--- Brief ---
From the top of the records below down to the line containing "Method: DFT PBEsol, scalar-relativistic, plane", reproduce every line exactly.

────────
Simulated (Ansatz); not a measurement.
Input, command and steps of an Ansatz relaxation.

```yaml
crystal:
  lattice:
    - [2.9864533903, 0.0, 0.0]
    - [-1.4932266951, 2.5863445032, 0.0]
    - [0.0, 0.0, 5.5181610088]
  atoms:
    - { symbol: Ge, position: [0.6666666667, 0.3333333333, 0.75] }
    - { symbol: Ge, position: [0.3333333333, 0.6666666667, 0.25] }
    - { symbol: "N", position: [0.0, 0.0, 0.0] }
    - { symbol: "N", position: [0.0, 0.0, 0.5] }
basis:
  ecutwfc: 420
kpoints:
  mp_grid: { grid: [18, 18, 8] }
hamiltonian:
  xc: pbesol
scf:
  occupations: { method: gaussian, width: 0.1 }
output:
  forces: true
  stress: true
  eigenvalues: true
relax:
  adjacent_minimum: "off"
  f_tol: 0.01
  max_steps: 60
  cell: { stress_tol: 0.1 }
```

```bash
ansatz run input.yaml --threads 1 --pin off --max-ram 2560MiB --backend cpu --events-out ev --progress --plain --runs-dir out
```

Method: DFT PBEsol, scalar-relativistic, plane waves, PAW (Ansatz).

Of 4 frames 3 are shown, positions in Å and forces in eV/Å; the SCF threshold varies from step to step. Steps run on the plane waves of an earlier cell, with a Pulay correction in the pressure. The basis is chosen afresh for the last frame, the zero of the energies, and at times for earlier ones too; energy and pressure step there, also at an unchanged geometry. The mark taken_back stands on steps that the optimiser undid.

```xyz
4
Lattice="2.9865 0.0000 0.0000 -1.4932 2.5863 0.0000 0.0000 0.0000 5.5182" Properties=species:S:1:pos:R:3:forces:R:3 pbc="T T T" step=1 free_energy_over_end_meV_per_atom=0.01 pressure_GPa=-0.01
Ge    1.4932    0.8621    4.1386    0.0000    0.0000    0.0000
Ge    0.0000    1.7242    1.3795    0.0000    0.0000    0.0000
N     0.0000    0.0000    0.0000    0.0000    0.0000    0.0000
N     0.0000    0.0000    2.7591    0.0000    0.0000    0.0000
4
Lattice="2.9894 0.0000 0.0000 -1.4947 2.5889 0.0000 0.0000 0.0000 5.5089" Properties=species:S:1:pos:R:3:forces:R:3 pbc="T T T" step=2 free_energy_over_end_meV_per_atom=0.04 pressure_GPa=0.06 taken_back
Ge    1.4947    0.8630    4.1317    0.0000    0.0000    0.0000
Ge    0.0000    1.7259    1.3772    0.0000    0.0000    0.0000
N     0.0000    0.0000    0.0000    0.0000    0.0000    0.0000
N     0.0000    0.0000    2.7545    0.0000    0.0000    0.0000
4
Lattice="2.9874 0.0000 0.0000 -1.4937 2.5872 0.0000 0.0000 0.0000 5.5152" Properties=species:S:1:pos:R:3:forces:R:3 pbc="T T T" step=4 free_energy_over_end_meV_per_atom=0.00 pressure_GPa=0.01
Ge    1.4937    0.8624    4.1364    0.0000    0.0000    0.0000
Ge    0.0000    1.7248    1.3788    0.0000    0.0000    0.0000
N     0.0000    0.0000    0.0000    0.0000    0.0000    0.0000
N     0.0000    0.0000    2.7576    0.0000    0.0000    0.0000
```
────────

--- Response ---
Simulated (Ansatz); not a measurement.
Input, command and steps of an Ansatz relaxation.

```yaml
crystal:
  lattice:
    - [2.9864533903, 0.0, 0.0]
    - [-1.4932266951, 2.5863445032, 0.0]
    - [0.0, 0.0, 5.5181610088]
  atoms:
    - { symbol: Ge, position: [0.6666666667, 0.3333333333, 0.75] }
    - { symbol: Ge, position: [0.3333333333, 0.6666666667, 0.25] }
    - { symbol: "N", position: [0.0, 0.0, 0.0] }
    - { symbol: "N", position: [0.0, 0.0, 0.5] }
basis:
  ecutwfc: 420
kpoints:
  mp_grid: { grid: [18, 18, 8] }
hamiltonian:
  xc: pbesol
scf:
  occupations: { method: gaussian, width: 0.1 }
output:
  forces: true
  stress: true
  eigenvalues: true
relax:
  adjacent_minimum: "off"
  f_tol: 0.01
  max_steps: 60
  cell: { stress_tol: 0.1 }
```

```bash
ansatz run input.yaml --threads 1 --pin off --max-ram 2560MiB --backend cpu --events-out ev --progress --plain --runs-dir out
```

Method: DFT PBEsol, scalar-relativistic, plane waves, PAW (Ansatz).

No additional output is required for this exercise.